- Task item
Your answer must be the full listing, reproduced word for word.

--- START ---

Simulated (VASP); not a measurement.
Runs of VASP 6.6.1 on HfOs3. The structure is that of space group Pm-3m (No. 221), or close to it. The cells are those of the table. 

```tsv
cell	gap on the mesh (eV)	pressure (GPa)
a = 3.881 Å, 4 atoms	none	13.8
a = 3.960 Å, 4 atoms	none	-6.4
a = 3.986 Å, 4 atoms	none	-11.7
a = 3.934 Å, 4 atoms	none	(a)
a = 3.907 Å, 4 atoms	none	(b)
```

--- END ---

- Exercise output
Simulated (VASP); not a measurement.
Runs of VASP 6.6.1 on HfOs3. The structure is that of space group Pm-3m (No. 221), or close to it. The cells are those of the table. 

```tsv
cell	gap on the mesh (eV)	pressure (GPa)
a = 3.881 Å, 4 atoms	none	13.8
a = 3.960 Å, 4 atoms	none	-6.4
a = 3.986 Å, 4 atoms	none	-11.7
a = 3.934 Å, 4 atoms	none	(a)
a = 3.907 Å, 4 atoms	none	(b)
```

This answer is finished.